> _Work request_:
The lines from the start of the listing through the line containing "(a.u.) | ε | H (a.u.) |" should be printed exactly, and no other lines should be printed.

> _Records supplied_:
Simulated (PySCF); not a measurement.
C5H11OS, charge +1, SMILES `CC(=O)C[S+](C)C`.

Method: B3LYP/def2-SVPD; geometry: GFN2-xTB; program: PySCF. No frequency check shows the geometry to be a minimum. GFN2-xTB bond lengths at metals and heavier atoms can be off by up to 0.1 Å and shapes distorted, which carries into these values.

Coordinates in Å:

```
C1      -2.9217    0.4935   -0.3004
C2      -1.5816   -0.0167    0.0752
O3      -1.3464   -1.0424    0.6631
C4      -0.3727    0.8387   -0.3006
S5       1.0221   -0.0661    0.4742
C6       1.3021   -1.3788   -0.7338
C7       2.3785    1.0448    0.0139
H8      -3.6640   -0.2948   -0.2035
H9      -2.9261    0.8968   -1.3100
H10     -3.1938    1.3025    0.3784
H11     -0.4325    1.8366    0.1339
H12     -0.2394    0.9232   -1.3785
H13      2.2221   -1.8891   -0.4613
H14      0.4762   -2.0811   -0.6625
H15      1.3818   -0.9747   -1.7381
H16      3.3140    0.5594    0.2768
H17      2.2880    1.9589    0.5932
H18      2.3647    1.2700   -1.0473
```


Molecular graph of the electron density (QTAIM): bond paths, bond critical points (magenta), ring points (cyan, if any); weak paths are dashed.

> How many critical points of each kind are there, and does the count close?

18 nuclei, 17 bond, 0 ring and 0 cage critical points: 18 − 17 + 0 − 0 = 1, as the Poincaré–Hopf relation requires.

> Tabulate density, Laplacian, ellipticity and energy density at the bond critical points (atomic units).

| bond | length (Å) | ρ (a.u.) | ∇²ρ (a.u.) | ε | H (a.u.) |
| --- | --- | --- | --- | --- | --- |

> _Exercise solution_:
Simulated (PySCF); not a measurement.
C5H11OS, charge +1, SMILES `CC(=O)C[S+](C)C`.

Method: B3LYP/def2-SVPD; geometry: GFN2-xTB; program: PySCF. No frequency check shows the geometry to be a minimum. GFN2-xTB bond lengths at metals and heavier atoms can be off by up to 0.1 Å and shapes distorted, which carries into these values.

Coordinates in Å:

```
C1      -2.9217    0.4935   -0.3004
C2      -1.5816   -0.0167    0.0752
O3      -1.3464   -1.0424    0.6631
C4      -0.3727    0.8387   -0.3006
S5       1.0221   -0.0661    0.4742
C6       1.3021   -1.3788   -0.7338
C7       2.3785    1.0448    0.0139
H8      -3.6640   -0.2948   -0.2035
H9      -2.9261    0.8968   -1.3100
H10     -3.1938    1.3025    0.3784
H11     -0.4325    1.8366    0.1339
H12     -0.2394    0.9232   -1.3785
H13      2.2221   -1.8891   -0.4613
H14      0.4762   -2.0811   -0.6625
H15      1.3818   -0.9747   -1.7381
H16      3.3140    0.5594    0.2768
H17      2.2880    1.9589    0.5932
H18      2.3647    1.2700   -1.0473
```


Molecular graph of the electron density (QTAIM): bond paths, bond critical points (magenta), ring points (cyan, if any); weak paths are dashed.

> How many critical points of each kind are there, and does the count close?

18 nuclei, 17 bond, 0 ring and 0 cage critical points: 18 − 17 + 0 − 0 = 1, as the Poincaré–Hopf relation requires.

> Tabulate density, Laplacian, ellipticity and energy density at the bond critical points (atomic units).

| bond | length (Å) | ρ (a.u.) | ∇²ρ (a.u.) | ε | H (a.u.) |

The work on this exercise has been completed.